=== PROVIDED RECORDS ===
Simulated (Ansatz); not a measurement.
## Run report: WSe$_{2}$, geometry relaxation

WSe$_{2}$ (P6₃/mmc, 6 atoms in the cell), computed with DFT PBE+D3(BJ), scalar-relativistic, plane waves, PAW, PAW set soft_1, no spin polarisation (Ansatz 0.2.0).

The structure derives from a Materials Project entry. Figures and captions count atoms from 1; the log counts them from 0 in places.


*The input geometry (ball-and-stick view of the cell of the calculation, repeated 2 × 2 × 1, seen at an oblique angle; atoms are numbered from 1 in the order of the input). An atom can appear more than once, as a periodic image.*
===

→ WORK ORDER: Could you reproduce all of the material above, exactly as it reads?

→ TASK RESPONSE:
Simulated (Ansatz); not a measurement.
## Run report: WSe$_{2}$, geometry relaxation

WSe$_{2}$ (P6₃/mmc, 6 atoms in the cell), computed with DFT PBE+D3(BJ), scalar-relativistic, plane waves, PAW, PAW set soft_1, no spin polarisation (Ansatz 0.2.0).

The structure derives from a Materials Project entry. Figures and captions count atoms from 1; the log counts them from 0 in places.


*The input geometry (ball-and-stick view of the cell of the calculation, repeated 2 × 2 × 1, seen at an oblique angle; atoms are numbered from 1 in the order of the input). An atom can appear more than once, as a periodic image.*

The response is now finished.